To complete the exercise, repeat every record exactly as it stands.

====

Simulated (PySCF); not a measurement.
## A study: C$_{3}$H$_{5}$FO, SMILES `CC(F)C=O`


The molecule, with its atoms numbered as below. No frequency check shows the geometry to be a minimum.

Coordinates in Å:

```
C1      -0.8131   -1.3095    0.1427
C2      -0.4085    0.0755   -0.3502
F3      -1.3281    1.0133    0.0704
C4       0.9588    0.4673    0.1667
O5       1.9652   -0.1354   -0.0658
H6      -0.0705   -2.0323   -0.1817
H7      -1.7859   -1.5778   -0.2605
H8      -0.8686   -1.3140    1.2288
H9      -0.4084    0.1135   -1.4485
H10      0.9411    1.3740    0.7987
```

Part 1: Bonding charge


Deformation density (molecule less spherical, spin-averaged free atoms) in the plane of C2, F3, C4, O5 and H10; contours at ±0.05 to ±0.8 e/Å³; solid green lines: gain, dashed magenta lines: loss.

====

TASK ANSWER:
Simulated (PySCF); not a measurement.
## A study: C$_{3}$H$_{5}$FO, SMILES `CC(F)C=O`


The molecule, with its atoms numbered as below. No frequency check shows the geometry to be a minimum.

Coordinates in Å:

```
C1      -0.8131   -1.3095    0.1427
C2      -0.4085    0.0755   -0.3502
F3      -1.3281    1.0133    0.0704
C4       0.9588    0.4673    0.1667
O5       1.9652   -0.1354   -0.0658
H6      -0.0705   -2.0323   -0.1817
H7      -1.7859   -1.5778   -0.2605
H8      -0.8686   -1.3140    1.2288
H9      -0.4084    0.1135   -1.4485
H10      0.9411    1.3740    0.7987
```

Part 1: Bonding charge


Deformation density (molecule less spherical, spin-averaged free atoms) in the plane of C2, F3, C4, O5 and H10; contours at ±0.05 to ±0.8 e/Å³; solid green lines: gain, dashed magenta lines: loss.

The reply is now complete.